== Required action ==
Set down the entries once more exactly as they were written.

:: Stored data ::

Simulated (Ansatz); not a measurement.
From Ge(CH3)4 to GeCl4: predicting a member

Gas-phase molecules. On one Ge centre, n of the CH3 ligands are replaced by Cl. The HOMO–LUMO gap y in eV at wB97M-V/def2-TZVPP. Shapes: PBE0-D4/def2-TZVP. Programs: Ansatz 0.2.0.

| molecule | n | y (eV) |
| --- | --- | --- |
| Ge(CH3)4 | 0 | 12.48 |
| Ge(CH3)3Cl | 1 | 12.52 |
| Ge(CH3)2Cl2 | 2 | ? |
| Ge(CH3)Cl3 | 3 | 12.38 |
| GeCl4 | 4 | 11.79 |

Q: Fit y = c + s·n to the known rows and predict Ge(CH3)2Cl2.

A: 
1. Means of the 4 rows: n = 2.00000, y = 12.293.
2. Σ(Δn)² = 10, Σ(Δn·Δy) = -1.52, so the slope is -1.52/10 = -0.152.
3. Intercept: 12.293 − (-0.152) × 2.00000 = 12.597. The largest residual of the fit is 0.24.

:::

== Result ==
Simulated (Ansatz); not a measurement.
From Ge(CH3)4 to GeCl4: predicting a member

Gas-phase molecules. On one Ge centre, n of the CH3 ligands are replaced by Cl. The HOMO–LUMO gap y in eV at wB97M-V/def2-TZVPP. Shapes: PBE0-D4/def2-TZVP. Programs: Ansatz 0.2.0.

| molecule | n | y (eV) |
| --- | --- | --- |
| Ge(CH3)4 | 0 | 12.48 |
| Ge(CH3)3Cl | 1 | 12.52 |
| Ge(CH3)2Cl2 | 2 | ? |
| Ge(CH3)Cl3 | 3 | 12.38 |
| GeCl4 | 4 | 11.79 |

Q: Fit y = c + s·n to the known rows and predict Ge(CH3)2Cl2.

A: 
1. Means of the 4 rows: n = 2.00000, y = 12.293.
2. Σ(Δn)² = 10, Σ(Δn·Δy) = -1.52, so the slope is -1.52/10 = -0.152.
3. Intercept: 12.293 − (-0.152) × 2.00000 = 12.597. The largest residual of the fit is 0.24.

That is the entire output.